### Task item
Would you output the whole of the data exactly?

### Dataset excerpts
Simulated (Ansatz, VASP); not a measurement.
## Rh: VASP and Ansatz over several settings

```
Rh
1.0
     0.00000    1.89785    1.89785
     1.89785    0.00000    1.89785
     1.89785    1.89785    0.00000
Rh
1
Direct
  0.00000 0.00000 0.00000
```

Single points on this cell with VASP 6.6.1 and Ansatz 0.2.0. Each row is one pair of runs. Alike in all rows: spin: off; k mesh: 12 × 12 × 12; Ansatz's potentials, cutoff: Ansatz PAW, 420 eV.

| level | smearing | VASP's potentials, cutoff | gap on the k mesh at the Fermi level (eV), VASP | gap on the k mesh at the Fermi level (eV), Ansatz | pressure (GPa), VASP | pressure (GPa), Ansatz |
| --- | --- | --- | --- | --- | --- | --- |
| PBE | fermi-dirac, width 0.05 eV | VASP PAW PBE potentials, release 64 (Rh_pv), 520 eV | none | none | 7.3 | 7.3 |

### Response
Simulated (Ansatz, VASP); not a measurement.
## Rh: VASP and Ansatz over several settings

```
Rh
1.0
     0.00000    1.89785    1.89785
     1.89785    0.00000    1.89785
     1.89785    1.89785    0.00000
Rh
1
Direct
  0.00000 0.00000 0.00000
```

Single points on this cell with VASP 6.6.1 and Ansatz 0.2.0. Each row is one pair of runs. Alike in all rows: spin: off; k mesh: 12 × 12 × 12; Ansatz's potentials, cutoff: Ansatz PAW, 420 eV.

| level | smearing | VASP's potentials, cutoff | gap on the k mesh at the Fermi level (eV), VASP | gap on the k mesh at the Fermi level (eV), Ansatz | pressure (GPa), VASP | pressure (GPa), Ansatz |
| --- | --- | --- | --- | --- | --- | --- |
| PBE | fermi-dirac, width 0.05 eV | VASP PAW PBE potentials, release 64 (Rh_pv), 520 eV | none | none | 7.3 | 7.3 |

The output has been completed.